####
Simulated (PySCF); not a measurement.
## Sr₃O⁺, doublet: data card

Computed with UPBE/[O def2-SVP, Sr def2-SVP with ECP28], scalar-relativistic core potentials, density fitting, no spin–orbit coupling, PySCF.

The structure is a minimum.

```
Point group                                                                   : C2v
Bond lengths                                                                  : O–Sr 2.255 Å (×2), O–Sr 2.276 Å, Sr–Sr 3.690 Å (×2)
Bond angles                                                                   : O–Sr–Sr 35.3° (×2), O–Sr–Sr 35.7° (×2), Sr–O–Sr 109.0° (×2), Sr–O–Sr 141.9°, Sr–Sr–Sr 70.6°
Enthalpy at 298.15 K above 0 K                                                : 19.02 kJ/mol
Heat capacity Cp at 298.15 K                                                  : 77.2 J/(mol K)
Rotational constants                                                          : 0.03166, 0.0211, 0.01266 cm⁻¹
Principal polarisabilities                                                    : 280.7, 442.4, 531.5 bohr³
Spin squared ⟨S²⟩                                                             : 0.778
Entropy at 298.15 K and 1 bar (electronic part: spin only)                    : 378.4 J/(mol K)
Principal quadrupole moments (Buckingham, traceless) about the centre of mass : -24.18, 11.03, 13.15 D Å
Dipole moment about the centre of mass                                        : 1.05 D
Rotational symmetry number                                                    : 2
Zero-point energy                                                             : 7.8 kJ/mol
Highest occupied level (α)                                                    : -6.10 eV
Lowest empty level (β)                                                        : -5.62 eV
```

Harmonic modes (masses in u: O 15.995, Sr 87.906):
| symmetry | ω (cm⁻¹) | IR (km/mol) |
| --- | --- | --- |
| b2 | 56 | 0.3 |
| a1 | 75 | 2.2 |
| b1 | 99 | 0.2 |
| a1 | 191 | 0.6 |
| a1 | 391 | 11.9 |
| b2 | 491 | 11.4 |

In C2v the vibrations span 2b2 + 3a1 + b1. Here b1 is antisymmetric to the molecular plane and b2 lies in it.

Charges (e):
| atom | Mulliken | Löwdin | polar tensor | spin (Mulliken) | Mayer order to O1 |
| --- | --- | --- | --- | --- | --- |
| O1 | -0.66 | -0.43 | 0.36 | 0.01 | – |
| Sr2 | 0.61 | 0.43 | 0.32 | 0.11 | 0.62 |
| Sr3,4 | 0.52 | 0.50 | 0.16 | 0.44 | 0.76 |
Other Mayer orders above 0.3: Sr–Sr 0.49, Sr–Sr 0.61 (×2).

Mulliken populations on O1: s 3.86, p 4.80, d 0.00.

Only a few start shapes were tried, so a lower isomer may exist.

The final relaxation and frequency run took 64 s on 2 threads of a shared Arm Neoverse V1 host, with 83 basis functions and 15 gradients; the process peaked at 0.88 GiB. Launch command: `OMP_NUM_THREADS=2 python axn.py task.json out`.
####

● ASSIGNED TASK
Go through the records from the first line and copy each one exactly, ending after the line that contains "0.36 | 0.01 | – |". Give nothing else.

● WRITTEN SOLUTION
Simulated (PySCF); not a measurement.
## Sr₃O⁺, doublet: data card

Computed with UPBE/[O def2-SVP, Sr def2-SVP with ECP28], scalar-relativistic core potentials, density fitting, no spin–orbit coupling, PySCF.

The structure is a minimum.

```
Point group                                                                   : C2v
Bond lengths                                                                  : O–Sr 2.255 Å (×2), O–Sr 2.276 Å, Sr–Sr 3.690 Å (×2)
Bond angles                                                                   : O–Sr–Sr 35.3° (×2), O–Sr–Sr 35.7° (×2), Sr–O–Sr 109.0° (×2), Sr–O–Sr 141.9°, Sr–Sr–Sr 70.6°
Enthalpy at 298.15 K above 0 K                                                : 19.02 kJ/mol
Heat capacity Cp at 298.15 K                                                  : 77.2 J/(mol K)
Rotational constants                                                          : 0.03166, 0.0211, 0.01266 cm⁻¹
Principal polarisabilities                                                    : 280.7, 442.4, 531.5 bohr³
Spin squared ⟨S²⟩                                                             : 0.778
Entropy at 298.15 K and 1 bar (electronic part: spin only)                    : 378.4 J/(mol K)
Principal quadrupole moments (Buckingham, traceless) about the centre of mass : -24.18, 11.03, 13.15 D Å
Dipole moment about the centre of mass                                        : 1.05 D
Rotational symmetry number                                                    : 2
Zero-point energy                                                             : 7.8 kJ/mol
Highest occupied level (α)                                                    : -6.10 eV
Lowest empty level (β)                                                        : -5.62 eV
```

Harmonic modes (masses in u: O 15.995, Sr 87.906):
| symmetry | ω (cm⁻¹) | IR (km/mol) |
| --- | --- | --- |
| b2 | 56 | 0.3 |
| a1 | 75 | 2.2 |
| b1 | 99 | 0.2 |
| a1 | 191 | 0.6 |
| a1 | 391 | 11.9 |
| b2 | 491 | 11.4 |

In C2v the vibrations span 2b2 + 3a1 + b1. Here b1 is antisymmetric to the molecular plane and b2 lies in it.

Charges (e):
| atom | Mulliken | Löwdin | polar tensor | spin (Mulliken) | Mayer order to O1 |
| --- | --- | --- | --- | --- | --- |
| O1 | -0.66 | -0.43 | 0.36 | 0.01 | – |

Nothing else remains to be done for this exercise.